SUPPLIED INFORMATION below:

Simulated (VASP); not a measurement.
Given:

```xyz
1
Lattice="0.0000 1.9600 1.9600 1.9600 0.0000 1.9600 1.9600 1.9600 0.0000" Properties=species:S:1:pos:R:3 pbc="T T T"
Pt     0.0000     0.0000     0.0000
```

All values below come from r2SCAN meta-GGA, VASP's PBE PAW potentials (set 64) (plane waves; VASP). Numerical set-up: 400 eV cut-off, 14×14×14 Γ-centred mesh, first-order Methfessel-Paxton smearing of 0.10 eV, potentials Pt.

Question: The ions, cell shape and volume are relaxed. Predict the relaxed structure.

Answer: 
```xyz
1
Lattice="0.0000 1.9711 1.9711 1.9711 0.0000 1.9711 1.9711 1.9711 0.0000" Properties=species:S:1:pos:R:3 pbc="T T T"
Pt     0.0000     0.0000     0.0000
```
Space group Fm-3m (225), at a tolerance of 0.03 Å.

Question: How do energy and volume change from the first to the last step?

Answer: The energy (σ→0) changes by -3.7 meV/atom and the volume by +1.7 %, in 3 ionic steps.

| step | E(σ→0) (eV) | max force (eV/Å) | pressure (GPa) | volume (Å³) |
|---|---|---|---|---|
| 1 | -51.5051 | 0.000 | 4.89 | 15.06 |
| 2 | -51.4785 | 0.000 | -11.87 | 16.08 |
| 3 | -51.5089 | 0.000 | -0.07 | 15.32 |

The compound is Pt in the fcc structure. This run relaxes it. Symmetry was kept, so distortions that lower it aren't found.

End of SUPPLIED INFORMATION.

TASK ITEM
Restate, please, word for word the span of records running from the first line to the line bearing "Space group Fm-3m", both included, and nothing outside it.

RESPONSE AREA
Simulated (VASP); not a measurement.
Given:

```xyz
1
Lattice="0.0000 1.9600 1.9600 1.9600 0.0000 1.9600 1.9600 1.9600 0.0000" Properties=species:S:1:pos:R:3 pbc="T T T"
Pt     0.0000     0.0000     0.0000
```

All values below come from r2SCAN meta-GGA, VASP's PBE PAW potentials (set 64) (plane waves; VASP). Numerical set-up: 400 eV cut-off, 14×14×14 Γ-centred mesh, first-order Methfessel-Paxton smearing of 0.10 eV, potentials Pt.

Question: The ions, cell shape and volume are relaxed. Predict the relaxed structure.

Answer: 
```xyz
1
Lattice="0.0000 1.9711 1.9711 1.9711 0.0000 1.9711 1.9711 1.9711 0.0000" Properties=species:S:1:pos:R:3 pbc="T T T"
Pt     0.0000     0.0000     0.0000
```
Space group Fm-3m (225), at a tolerance of 0.03 Å.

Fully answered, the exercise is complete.